_Assignment_. Look in the material below for the line holding "Spin contamination in". Set it down exactly, with each later line up to and including the line holding "Without diffuse functions".

_Supplied information_.
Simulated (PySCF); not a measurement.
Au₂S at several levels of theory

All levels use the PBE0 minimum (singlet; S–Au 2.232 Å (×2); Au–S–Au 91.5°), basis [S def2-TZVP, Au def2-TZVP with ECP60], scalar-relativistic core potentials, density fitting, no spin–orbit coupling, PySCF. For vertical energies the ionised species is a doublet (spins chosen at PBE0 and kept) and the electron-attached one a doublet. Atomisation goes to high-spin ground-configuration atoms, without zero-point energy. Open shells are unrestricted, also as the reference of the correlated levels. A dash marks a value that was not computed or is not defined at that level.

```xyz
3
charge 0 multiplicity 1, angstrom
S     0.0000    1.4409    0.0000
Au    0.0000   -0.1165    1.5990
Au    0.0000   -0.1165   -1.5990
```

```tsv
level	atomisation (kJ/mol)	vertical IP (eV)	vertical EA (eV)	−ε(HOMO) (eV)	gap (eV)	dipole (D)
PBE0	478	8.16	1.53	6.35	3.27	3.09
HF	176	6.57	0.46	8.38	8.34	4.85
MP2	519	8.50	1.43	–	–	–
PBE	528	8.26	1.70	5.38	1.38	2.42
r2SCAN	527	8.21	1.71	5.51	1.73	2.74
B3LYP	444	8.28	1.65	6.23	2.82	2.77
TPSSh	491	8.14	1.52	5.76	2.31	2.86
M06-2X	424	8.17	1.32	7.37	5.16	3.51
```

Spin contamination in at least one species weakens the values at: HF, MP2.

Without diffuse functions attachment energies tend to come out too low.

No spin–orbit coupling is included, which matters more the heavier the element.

_Exercise solution_.
Spin contamination in at least one species weakens the values at: HF, MP2.

Without diffuse functions attachment energies tend to come out too low.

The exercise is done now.